■ **TASK ITEM**
Each line of the data has to be written out again exactly as shown.

■ **INFORMATION**
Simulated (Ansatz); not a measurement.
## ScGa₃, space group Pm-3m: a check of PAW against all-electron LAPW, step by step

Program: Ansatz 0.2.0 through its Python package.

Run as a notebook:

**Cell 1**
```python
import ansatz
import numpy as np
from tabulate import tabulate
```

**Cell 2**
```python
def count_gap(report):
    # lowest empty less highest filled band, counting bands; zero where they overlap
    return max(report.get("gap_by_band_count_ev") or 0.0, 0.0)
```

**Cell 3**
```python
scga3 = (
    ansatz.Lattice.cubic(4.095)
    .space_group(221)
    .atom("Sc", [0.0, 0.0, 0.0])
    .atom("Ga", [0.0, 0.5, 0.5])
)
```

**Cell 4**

■ **WRITTEN REPLY**
Simulated (Ansatz); not a measurement.
## ScGa₃, space group Pm-3m: a check of PAW against all-electron LAPW, step by step

Program: Ansatz 0.2.0 through its Python package.

Run as a notebook:

**Cell 1**
```python
import ansatz
import numpy as np
from tabulate import tabulate
```

**Cell 2**
```python
def count_gap(report):
    # lowest empty less highest filled band, counting bands; zero where they overlap
    return max(report.get("gap_by_band_count_ev") or 0.0, 0.0)
```

**Cell 3**
```python
scga3 = (
    ansatz.Lattice.cubic(4.095)
    .space_group(221)
    .atom("Sc", [0.0, 0.0, 0.0])
    .atom("Ga", [0.0, 0.5, 0.5])
)
```

**Cell 4**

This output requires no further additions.